**Brief**
Scan the records below for the line containing "cell and atoms" and the line containing "-2.61 | 27.87 |". Copy both, plus every line between, exactly.

**Supplied information**
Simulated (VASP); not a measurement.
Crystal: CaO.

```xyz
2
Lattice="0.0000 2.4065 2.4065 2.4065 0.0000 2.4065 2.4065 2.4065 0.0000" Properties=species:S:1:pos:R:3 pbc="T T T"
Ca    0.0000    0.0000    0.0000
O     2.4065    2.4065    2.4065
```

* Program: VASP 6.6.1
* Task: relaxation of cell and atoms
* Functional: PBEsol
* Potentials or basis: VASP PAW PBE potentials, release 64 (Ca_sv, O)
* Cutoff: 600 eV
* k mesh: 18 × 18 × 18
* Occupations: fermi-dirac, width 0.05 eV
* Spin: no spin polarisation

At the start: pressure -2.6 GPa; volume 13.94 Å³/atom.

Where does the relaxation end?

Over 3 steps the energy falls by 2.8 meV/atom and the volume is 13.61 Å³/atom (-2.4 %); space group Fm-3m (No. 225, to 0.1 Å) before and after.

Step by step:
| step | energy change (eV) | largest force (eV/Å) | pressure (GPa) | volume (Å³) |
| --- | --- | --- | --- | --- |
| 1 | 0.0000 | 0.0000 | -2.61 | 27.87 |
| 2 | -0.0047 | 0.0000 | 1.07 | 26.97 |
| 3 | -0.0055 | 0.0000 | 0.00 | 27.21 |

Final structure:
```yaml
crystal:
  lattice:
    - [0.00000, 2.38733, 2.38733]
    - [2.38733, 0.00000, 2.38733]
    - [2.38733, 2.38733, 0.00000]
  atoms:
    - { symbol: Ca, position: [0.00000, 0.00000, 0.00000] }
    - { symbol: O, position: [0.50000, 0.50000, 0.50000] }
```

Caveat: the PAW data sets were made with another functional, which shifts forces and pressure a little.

**Response area**
* Task: relaxation of cell and atoms
* Functional: PBEsol
* Potentials or basis: VASP PAW PBE potentials, release 64 (Ca_sv, O)
* Cutoff: 600 eV
* k mesh: 18 × 18 × 18
* Occupations: fermi-dirac, width 0.05 eV
* Spin: no spin polarisation

At the start: pressure -2.6 GPa; volume 13.94 Å³/atom.

Where does the relaxation end?

Over 3 steps the energy falls by 2.8 meV/atom and the volume is 13.61 Å³/atom (-2.4 %); space group Fm-3m (No. 225, to 0.1 Å) before and after.

Step by step:
| step | energy change (eV) | largest force (eV/Å) | pressure (GPa) | volume (Å³) |
| --- | --- | --- | --- | --- |
| 1 | 0.0000 | 0.0000 | -2.61 | 27.87 |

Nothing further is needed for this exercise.